=== Dataset excerpts ===

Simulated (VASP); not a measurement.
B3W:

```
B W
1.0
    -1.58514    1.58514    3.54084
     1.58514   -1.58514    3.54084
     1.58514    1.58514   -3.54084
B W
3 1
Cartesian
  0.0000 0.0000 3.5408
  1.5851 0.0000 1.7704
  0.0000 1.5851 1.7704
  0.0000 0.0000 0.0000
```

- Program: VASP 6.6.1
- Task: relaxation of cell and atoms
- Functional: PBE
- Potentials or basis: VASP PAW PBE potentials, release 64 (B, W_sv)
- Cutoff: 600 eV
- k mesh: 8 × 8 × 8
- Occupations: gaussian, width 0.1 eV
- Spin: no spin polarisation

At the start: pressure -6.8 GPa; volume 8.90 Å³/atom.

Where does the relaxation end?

===

**Brief:**
Find "- k mesh: 8 × 8 × 8" in the entries above and copy that whole line exactly, then each line after it through the line that contains "At the start: pressure".

**Task response:**
- k mesh: 8 × 8 × 8
- Occupations: gaussian, width 0.1 eV
- Spin: no spin polarisation

At the start: pressure -6.8 GPa; volume 8.90 Å³/atom.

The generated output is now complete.